> [Data excerpts]:
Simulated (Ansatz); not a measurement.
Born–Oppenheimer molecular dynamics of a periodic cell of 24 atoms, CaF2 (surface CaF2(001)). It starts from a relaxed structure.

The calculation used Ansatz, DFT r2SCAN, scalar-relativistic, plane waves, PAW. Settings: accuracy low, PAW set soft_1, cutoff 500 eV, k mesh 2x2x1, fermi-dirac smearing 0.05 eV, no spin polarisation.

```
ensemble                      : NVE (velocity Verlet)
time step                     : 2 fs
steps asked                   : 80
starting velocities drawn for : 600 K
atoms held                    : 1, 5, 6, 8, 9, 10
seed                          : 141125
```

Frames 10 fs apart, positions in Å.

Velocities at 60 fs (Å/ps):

> [Exercise]: Find where the line with "Born–Oppenheimer molecular dynamics" sits in the material above, then copy exactly from it through the line with "Frames 10 fs apart, positions in Å.". Add no other line.

> [Worked solution]:
Born–Oppenheimer molecular dynamics of a periodic cell of 24 atoms, CaF2 (surface CaF2(001)). It starts from a relaxed structure.

The calculation used Ansatz, DFT r2SCAN, scalar-relativistic, plane waves, PAW. Settings: accuracy low, PAW set soft_1, cutoff 500 eV, k mesh 2x2x1, fermi-dirac smearing 0.05 eV, no spin polarisation.

```
ensemble                      : NVE (velocity Verlet)
time step                     : 2 fs
steps asked                   : 80
starting velocities drawn for : 600 K
atoms held                    : 1, 5, 6, 8, 9, 10
seed                          : 141125
```

Frames 10 fs apart, positions in Å.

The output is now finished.